**Extracted data:**
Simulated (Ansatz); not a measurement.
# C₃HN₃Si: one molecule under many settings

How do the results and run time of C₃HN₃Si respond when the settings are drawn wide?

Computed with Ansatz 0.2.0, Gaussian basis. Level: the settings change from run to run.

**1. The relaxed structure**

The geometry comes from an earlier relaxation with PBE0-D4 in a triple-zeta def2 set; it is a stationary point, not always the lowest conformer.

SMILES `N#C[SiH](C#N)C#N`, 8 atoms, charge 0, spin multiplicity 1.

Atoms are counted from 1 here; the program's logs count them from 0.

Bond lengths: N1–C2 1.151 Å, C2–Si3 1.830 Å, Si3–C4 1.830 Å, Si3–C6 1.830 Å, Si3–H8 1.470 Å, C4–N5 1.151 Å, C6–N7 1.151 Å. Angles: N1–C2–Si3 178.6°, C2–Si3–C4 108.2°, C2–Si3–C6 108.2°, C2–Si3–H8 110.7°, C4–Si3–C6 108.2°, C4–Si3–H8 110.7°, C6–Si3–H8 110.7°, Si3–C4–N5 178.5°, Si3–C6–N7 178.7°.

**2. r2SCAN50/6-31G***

**Action item:** Transcribe the records above from the line holding "# C₃HN₃Si: one molecule under many settings" down to the line holding "Atoms are counted", inclusive, without adding anything.

**Written solution:**
# C₃HN₃Si: one molecule under many settings

How do the results and run time of C₃HN₃Si respond when the settings are drawn wide?

Computed with Ansatz 0.2.0, Gaussian basis. Level: the settings change from run to run.

**1. The relaxed structure**

The geometry comes from an earlier relaxation with PBE0-D4 in a triple-zeta def2 set; it is a stationary point, not always the lowest conformer.

SMILES `N#C[SiH](C#N)C#N`, 8 atoms, charge 0, spin multiplicity 1.

Atoms are counted from 1 here; the program's logs count them from 0.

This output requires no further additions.